*Task item*
The response should consist of the listing, repeated word for word.

*Provided records*
◇ ◇ ◇ ◇ ◇

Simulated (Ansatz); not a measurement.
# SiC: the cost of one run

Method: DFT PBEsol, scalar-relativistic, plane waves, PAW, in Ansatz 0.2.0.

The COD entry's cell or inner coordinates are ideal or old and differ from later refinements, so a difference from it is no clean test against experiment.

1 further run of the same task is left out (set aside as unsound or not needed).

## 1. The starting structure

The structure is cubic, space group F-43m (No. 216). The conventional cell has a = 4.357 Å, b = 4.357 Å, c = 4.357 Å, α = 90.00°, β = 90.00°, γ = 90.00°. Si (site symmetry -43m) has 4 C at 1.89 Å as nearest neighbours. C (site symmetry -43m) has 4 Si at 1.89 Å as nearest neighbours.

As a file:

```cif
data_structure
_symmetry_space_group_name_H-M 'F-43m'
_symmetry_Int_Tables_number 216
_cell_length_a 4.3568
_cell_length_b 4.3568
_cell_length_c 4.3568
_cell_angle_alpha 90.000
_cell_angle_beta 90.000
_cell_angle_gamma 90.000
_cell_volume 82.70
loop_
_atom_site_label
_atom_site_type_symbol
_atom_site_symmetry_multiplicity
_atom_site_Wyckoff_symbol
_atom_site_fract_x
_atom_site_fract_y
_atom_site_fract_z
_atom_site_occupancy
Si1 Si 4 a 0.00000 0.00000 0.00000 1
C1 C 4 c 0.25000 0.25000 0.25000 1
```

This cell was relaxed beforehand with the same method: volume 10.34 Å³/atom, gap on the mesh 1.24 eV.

◇ ◇ ◇ ◇ ◇

*Written solution*
Simulated (Ansatz); not a measurement.
# SiC: the cost of one run

Method: DFT PBEsol, scalar-relativistic, plane waves, PAW, in Ansatz 0.2.0.

The COD entry's cell or inner coordinates are ideal or old and differ from later refinements, so a difference from it is no clean test against experiment.

1 further run of the same task is left out (set aside as unsound or not needed).

## 1. The starting structure

The structure is cubic, space group F-43m (No. 216). The conventional cell has a = 4.357 Å, b = 4.357 Å, c = 4.357 Å, α = 90.00°, β = 90.00°, γ = 90.00°. Si (site symmetry -43m) has 4 C at 1.89 Å as nearest neighbours. C (site symmetry -43m) has 4 Si at 1.89 Å as nearest neighbours.

As a file:

```cif
data_structure
_symmetry_space_group_name_H-M 'F-43m'
_symmetry_Int_Tables_number 216
_cell_length_a 4.3568
_cell_length_b 4.3568
_cell_length_c 4.3568
_cell_angle_alpha 90.000
_cell_angle_beta 90.000
_cell_angle_gamma 90.000
_cell_volume 82.70
loop_
_atom_site_label
_atom_site_type_symbol
_atom_site_symmetry_multiplicity
_atom_site_Wyckoff_symbol
_atom_site_fract_x
_atom_site_fract_y
_atom_site_fract_z
_atom_site_occupancy
Si1 Si 4 a 0.00000 0.00000 0.00000 1
C1 C 4 c 0.25000 0.25000 0.25000 1
```

This cell was relaxed beforehand with the same method: volume 10.34 Å³/atom, gap on the mesh 1.24 eV.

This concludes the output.